Brief -
Find the line with "Problem. Write the" in the entries below, then reproduce it and every line after it down to and including the line with "Solution. This is", exactly.

BEGIN Listed records

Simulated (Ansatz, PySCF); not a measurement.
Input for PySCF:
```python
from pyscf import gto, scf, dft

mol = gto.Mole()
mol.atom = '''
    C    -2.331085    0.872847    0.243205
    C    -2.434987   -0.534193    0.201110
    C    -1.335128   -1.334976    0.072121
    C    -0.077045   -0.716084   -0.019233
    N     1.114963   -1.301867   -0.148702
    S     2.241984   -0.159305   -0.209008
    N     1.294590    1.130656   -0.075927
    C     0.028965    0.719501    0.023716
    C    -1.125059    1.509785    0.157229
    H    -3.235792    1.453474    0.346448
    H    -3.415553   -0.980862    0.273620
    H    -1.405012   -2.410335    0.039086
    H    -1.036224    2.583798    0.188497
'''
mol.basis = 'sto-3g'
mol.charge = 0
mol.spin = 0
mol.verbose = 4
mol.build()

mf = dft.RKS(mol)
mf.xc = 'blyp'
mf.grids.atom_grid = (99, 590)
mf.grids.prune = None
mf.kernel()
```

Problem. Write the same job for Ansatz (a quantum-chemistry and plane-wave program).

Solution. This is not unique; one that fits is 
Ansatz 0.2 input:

END Listed records

Solution -
Problem. Write the same job for Ansatz (a quantum-chemistry and plane-wave program).

Solution. This is not unique; one that fits is 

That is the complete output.